**Input data**.
┄┄┄┄┄┄┄┄┄┄┄┄┄┄┄┄┄┄┄┄

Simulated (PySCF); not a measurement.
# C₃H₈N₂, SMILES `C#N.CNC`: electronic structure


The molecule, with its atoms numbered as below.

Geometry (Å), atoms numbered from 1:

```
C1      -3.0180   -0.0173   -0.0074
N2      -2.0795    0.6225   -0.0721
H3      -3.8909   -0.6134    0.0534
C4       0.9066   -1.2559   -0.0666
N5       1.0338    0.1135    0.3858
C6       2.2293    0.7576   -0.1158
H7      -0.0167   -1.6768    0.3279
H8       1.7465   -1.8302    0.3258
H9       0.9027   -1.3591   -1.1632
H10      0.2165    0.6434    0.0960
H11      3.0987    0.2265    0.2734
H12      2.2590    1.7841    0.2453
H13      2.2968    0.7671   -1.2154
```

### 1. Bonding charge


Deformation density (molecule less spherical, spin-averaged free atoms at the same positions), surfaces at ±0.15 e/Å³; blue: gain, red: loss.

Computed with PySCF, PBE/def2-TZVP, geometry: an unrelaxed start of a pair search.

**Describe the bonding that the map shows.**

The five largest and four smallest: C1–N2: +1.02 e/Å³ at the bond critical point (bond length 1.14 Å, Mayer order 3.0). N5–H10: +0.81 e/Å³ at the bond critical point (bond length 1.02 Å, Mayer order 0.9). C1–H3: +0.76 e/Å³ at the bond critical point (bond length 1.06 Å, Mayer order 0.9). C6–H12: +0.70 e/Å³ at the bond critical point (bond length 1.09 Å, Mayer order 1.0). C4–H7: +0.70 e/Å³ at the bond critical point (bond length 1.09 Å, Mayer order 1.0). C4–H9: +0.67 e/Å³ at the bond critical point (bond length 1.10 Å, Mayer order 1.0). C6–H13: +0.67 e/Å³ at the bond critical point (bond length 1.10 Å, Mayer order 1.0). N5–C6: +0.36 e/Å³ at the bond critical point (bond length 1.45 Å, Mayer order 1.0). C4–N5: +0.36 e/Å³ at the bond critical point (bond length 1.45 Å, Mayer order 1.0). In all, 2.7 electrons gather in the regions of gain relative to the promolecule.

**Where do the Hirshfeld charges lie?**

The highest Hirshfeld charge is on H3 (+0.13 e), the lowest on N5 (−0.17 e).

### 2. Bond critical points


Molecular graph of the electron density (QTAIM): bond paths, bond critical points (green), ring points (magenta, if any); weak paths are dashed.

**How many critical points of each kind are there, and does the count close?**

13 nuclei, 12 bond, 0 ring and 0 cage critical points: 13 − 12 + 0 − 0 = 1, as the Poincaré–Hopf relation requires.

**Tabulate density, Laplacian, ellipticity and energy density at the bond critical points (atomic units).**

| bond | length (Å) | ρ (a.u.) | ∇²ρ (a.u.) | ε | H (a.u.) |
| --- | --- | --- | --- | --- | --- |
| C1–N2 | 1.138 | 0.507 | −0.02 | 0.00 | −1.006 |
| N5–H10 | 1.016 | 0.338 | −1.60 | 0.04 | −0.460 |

┄┄┄┄┄┄┄┄┄┄┄┄┄┄┄┄┄┄┄┄

**Brief**. Start at the first line of the entries and stop at the line with "the map shows.**". Retype each of those lines exactly, both ends included.

**Written reply**.
Simulated (PySCF); not a measurement.
# C₃H₈N₂, SMILES `C#N.CNC`: electronic structure


The molecule, with its atoms numbered as below.

Geometry (Å), atoms numbered from 1:

```
C1      -3.0180   -0.0173   -0.0074
N2      -2.0795    0.6225   -0.0721
H3      -3.8909   -0.6134    0.0534
C4       0.9066   -1.2559   -0.0666
N5       1.0338    0.1135    0.3858
C6       2.2293    0.7576   -0.1158
H7      -0.0167   -1.6768    0.3279
H8       1.7465   -1.8302    0.3258
H9       0.9027   -1.3591   -1.1632
H10      0.2165    0.6434    0.0960
H11      3.0987    0.2265    0.2734
H12      2.2590    1.7841    0.2453
H13      2.2968    0.7671   -1.2154
```

### 1. Bonding charge


Deformation density (molecule less spherical, spin-averaged free atoms at the same positions), surfaces at ±0.15 e/Å³; blue: gain, red: loss.

Computed with PySCF, PBE/def2-TZVP, geometry: an unrelaxed start of a pair search.

**Describe the bonding that the map shows.**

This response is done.